* **Material supplied**:
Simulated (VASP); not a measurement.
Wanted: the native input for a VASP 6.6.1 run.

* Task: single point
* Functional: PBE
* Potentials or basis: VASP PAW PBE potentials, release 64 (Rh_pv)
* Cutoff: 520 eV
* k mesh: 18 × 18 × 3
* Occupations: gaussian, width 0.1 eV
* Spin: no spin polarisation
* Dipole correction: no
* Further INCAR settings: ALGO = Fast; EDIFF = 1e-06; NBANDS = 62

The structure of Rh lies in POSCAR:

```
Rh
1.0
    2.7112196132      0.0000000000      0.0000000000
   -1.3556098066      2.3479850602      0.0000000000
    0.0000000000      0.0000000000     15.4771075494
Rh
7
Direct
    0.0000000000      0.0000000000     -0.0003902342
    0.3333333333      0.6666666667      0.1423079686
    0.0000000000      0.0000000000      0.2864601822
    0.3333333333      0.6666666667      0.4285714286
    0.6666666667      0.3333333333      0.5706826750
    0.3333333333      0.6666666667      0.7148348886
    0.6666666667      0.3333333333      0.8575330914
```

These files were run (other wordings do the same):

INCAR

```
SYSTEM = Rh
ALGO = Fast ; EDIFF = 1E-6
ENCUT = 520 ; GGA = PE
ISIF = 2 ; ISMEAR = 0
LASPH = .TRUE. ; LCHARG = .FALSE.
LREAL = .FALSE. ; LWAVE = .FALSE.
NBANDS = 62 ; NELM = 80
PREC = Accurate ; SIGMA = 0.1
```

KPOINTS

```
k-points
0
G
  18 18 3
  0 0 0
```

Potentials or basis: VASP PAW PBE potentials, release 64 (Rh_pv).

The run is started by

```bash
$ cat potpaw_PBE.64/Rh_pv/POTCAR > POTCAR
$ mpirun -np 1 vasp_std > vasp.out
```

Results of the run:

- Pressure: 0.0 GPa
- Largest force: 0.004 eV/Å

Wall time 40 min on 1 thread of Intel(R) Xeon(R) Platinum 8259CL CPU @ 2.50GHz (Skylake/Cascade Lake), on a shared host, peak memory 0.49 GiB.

* **Work item**: Using the listing above, copy exactly the line that contains "Wanted: the native", the line that contains "- Largest force: 0.004 eV/Å", and each line that falls between them.

* **Expected answer**:
Wanted: the native input for a VASP 6.6.1 run.

* Task: single point
* Functional: PBE
* Potentials or basis: VASP PAW PBE potentials, release 64 (Rh_pv)
* Cutoff: 520 eV
* k mesh: 18 × 18 × 3
* Occupations: gaussian, width 0.1 eV
* Spin: no spin polarisation
* Dipole correction: no
* Further INCAR settings: ALGO = Fast; EDIFF = 1e-06; NBANDS = 62

The structure of Rh lies in POSCAR:

```
Rh
1.0
    2.7112196132      0.0000000000      0.0000000000
   -1.3556098066      2.3479850602      0.0000000000
    0.0000000000      0.0000000000     15.4771075494
Rh
7
Direct
    0.0000000000      0.0000000000     -0.0003902342
    0.3333333333      0.6666666667      0.1423079686
    0.0000000000      0.0000000000      0.2864601822
    0.3333333333      0.6666666667      0.4285714286
    0.6666666667      0.3333333333      0.5706826750
    0.3333333333      0.6666666667      0.7148348886
    0.6666666667      0.3333333333      0.8575330914
```

These files were run (other wordings do the same):

INCAR

```
SYSTEM = Rh
ALGO = Fast ; EDIFF = 1E-6
ENCUT = 520 ; GGA = PE
ISIF = 2 ; ISMEAR = 0
LASPH = .TRUE. ; LCHARG = .FALSE.
LREAL = .FALSE. ; LWAVE = .FALSE.
NBANDS = 62 ; NELM = 80
PREC = Accurate ; SIGMA = 0.1
```

KPOINTS

```
k-points
0
G
  18 18 3
  0 0 0
```

Potentials or basis: VASP PAW PBE potentials, release 64 (Rh_pv).

The run is started by

```bash
$ cat potpaw_PBE.64/Rh_pv/POTCAR > POTCAR
$ mpirun -np 1 vasp_std > vasp.out
```

Results of the run:

- Pressure: 0.0 GPa
- Largest force: 0.004 eV/Å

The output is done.